Work instruction -> Every record shown below should be duplicated exactly.

Extracted data section start

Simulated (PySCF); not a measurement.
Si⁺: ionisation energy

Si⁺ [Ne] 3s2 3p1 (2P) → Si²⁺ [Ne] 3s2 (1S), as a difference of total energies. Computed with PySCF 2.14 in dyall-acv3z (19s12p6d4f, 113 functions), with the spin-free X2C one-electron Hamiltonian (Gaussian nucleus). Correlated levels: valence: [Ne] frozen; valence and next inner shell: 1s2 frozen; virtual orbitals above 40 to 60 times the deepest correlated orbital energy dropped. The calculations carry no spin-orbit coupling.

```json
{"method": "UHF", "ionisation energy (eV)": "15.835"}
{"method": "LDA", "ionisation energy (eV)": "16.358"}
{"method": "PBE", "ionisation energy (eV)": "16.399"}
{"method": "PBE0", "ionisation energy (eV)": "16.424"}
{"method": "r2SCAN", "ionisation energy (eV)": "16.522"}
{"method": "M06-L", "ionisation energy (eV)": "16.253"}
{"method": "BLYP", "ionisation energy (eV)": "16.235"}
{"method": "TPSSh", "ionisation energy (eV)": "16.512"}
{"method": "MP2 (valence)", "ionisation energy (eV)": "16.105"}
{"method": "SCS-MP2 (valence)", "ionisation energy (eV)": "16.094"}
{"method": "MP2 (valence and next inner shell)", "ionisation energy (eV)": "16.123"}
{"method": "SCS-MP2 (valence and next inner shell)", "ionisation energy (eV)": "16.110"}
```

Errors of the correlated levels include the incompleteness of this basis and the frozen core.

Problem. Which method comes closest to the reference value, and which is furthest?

Extracted data section end

Written solution ->
Simulated (PySCF); not a measurement.
Si⁺: ionisation energy

Si⁺ [Ne] 3s2 3p1 (2P) → Si²⁺ [Ne] 3s2 (1S), as a difference of total energies. Computed with PySCF 2.14 in dyall-acv3z (19s12p6d4f, 113 functions), with the spin-free X2C one-electron Hamiltonian (Gaussian nucleus). Correlated levels: valence: [Ne] frozen; valence and next inner shell: 1s2 frozen; virtual orbitals above 40 to 60 times the deepest correlated orbital energy dropped. The calculations carry no spin-orbit coupling.

```json
{"method": "UHF", "ionisation energy (eV)": "15.835"}
{"method": "LDA", "ionisation energy (eV)": "16.358"}
{"method": "PBE", "ionisation energy (eV)": "16.399"}
{"method": "PBE0", "ionisation energy (eV)": "16.424"}
{"method": "r2SCAN", "ionisation energy (eV)": "16.522"}
{"method": "M06-L", "ionisation energy (eV)": "16.253"}
{"method": "BLYP", "ionisation energy (eV)": "16.235"}
{"method": "TPSSh", "ionisation energy (eV)": "16.512"}
{"method": "MP2 (valence)", "ionisation energy (eV)": "16.105"}
{"method": "SCS-MP2 (valence)", "ionisation energy (eV)": "16.094"}
{"method": "MP2 (valence and next inner shell)", "ionisation energy (eV)": "16.123"}
{"method": "SCS-MP2 (valence and next inner shell)", "ionisation energy (eV)": "16.110"}
```

Errors of the correlated levels include the incompleteness of this basis and the frozen core.

Problem. Which method comes closest to the reference value, and which is furthest?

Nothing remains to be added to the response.